#### WORK ORDER
Locate the line that contains "Periodic cell of" in the entries below, then repeat it and every following line through the line that contains "This geometry differs", exactly, and no others.

#### DATA FOR REVIEW
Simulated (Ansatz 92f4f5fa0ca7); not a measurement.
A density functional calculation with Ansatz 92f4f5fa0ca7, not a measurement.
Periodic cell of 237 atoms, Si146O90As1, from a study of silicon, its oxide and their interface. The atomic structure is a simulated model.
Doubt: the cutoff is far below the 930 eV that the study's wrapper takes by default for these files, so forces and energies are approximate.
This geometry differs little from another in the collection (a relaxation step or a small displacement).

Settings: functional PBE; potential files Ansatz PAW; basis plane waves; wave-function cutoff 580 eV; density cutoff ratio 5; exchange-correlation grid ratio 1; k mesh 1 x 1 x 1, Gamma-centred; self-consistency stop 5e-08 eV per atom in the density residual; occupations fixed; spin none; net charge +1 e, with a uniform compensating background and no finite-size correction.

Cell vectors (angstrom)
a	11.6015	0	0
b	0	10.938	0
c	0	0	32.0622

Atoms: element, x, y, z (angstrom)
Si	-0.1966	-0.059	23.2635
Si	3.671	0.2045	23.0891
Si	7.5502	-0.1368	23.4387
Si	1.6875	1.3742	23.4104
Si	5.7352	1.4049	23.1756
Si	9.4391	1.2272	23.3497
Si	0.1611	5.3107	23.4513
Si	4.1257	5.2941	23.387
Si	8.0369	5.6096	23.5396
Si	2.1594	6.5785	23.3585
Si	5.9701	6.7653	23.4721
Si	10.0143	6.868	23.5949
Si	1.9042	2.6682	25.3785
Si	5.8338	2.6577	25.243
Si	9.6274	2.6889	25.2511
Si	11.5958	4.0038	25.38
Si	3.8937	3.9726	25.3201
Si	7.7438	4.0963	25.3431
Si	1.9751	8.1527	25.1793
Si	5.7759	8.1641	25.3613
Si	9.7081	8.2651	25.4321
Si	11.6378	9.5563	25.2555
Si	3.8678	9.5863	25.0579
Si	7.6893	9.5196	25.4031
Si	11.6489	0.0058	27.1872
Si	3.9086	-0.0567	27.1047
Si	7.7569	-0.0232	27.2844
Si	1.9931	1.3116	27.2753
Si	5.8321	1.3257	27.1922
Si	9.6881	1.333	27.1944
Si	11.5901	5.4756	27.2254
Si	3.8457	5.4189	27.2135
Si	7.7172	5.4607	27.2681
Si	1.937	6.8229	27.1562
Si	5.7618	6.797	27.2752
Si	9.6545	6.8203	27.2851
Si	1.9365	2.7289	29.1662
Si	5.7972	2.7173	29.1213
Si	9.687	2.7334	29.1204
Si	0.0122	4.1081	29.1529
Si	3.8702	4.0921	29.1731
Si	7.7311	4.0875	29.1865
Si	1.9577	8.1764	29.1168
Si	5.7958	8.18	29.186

#### WORKED SOLUTION
Periodic cell of 237 atoms, Si146O90As1, from a study of silicon, its oxide and their interface. The atomic structure is a simulated model.
Doubt: the cutoff is far below the 930 eV that the study's wrapper takes by default for these files, so forces and energies are approximate.
This geometry differs little from another in the collection (a relaxation step or a small displacement).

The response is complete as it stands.